WORK REQUEST
All entries should be printed precisely as written.

DATA TO EXAMINE
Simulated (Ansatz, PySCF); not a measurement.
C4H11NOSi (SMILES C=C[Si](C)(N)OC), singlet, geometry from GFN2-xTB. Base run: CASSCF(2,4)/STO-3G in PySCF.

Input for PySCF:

EXERCISE OUTPUT
Simulated (Ansatz, PySCF); not a measurement.
C4H11NOSi (SMILES C=C[Si](C)(N)OC), singlet, geometry from GFN2-xTB. Base run: CASSCF(2,4)/STO-3G in PySCF.

Input for PySCF:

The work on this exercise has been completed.